◇ ◇ ◇ ◇ ◇

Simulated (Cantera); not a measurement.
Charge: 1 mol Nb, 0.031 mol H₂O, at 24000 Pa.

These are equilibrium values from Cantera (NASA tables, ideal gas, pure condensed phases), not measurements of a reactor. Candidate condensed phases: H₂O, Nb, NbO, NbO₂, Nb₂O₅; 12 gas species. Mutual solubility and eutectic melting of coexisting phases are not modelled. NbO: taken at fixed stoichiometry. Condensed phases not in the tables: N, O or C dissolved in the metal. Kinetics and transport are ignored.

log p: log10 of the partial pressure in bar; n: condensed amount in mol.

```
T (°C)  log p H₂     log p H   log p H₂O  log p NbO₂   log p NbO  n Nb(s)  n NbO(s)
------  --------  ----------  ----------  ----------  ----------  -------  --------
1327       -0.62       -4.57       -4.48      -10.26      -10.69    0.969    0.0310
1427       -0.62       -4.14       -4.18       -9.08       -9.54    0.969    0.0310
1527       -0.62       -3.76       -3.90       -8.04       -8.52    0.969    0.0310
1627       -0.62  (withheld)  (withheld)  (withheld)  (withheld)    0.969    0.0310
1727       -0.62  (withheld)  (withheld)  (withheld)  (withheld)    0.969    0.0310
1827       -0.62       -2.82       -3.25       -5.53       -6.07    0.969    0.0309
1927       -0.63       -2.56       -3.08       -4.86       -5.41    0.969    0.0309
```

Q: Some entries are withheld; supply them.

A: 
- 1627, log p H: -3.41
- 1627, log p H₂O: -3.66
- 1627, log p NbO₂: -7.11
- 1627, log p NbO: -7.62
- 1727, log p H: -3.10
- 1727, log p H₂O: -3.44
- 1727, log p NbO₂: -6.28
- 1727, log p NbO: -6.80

◇ ◇ ◇ ◇ ◇

REQUIRED ACTION >> Repeat exactly the lines of the listing above, from the one with "log p: log10" down to the one with "- 1627, log p NbO₂: -7.11"; both of those lines belong in the range.

TASK RESULT >>
log p: log10 of the partial pressure in bar; n: condensed amount in mol.

```
T (°C)  log p H₂     log p H   log p H₂O  log p NbO₂   log p NbO  n Nb(s)  n NbO(s)
------  --------  ----------  ----------  ----------  ----------  -------  --------
1327       -0.62       -4.57       -4.48      -10.26      -10.69    0.969    0.0310
1427       -0.62       -4.14       -4.18       -9.08       -9.54    0.969    0.0310
1527       -0.62       -3.76       -3.90       -8.04       -8.52    0.969    0.0310
1627       -0.62  (withheld)  (withheld)  (withheld)  (withheld)    0.969    0.0310
1727       -0.62  (withheld)  (withheld)  (withheld)  (withheld)    0.969    0.0310
1827       -0.62       -2.82       -3.25       -5.53       -6.07    0.969    0.0309
1927       -0.63       -2.56       -3.08       -4.86       -5.41    0.969    0.0309
```

Q: Some entries are withheld; supply them.

A: 
- 1627, log p H: -3.41
- 1627, log p H₂O: -3.66
- 1627, log p NbO₂: -7.11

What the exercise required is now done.